- [ASSIGNMENT]: Your answer must be the full set of records, repeated exactly.

- [DATA PROVIDED]:
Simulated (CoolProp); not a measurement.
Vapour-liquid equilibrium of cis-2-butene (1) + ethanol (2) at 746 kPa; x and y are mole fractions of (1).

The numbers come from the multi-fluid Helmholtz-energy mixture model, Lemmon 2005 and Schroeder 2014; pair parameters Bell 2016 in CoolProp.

- [TASK ANSWER]:
Simulated (CoolProp); not a measurement.
Vapour-liquid equilibrium of cis-2-butene (1) + ethanol (2) at 746 kPa; x and y are mole fractions of (1).

The numbers come from the multi-fluid Helmholtz-energy mixture model, Lemmon 2005 and Schroeder 2014; pair parameters Bell 2016 in CoolProp.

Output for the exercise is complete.